- _WORK REQUEST_:
Beginning with the first line, please repeat the entries exactly and end on the line that contains "Change from the".

- _DATA FOR REVIEW_:
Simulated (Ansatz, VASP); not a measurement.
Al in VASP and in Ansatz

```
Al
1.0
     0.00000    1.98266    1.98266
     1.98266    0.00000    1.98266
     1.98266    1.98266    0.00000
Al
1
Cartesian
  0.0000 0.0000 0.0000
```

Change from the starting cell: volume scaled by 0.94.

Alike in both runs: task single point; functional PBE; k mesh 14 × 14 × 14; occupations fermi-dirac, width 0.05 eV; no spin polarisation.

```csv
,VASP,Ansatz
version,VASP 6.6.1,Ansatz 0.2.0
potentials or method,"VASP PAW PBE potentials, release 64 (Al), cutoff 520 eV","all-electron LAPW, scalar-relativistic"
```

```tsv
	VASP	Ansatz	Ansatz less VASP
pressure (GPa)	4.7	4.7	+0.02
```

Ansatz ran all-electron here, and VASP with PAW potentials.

- _RESPONSE AREA_:
Simulated (Ansatz, VASP); not a measurement.
Al in VASP and in Ansatz

```
Al
1.0
     0.00000    1.98266    1.98266
     1.98266    0.00000    1.98266
     1.98266    1.98266    0.00000
Al
1
Cartesian
  0.0000 0.0000 0.0000
```

Change from the starting cell: volume scaled by 0.94.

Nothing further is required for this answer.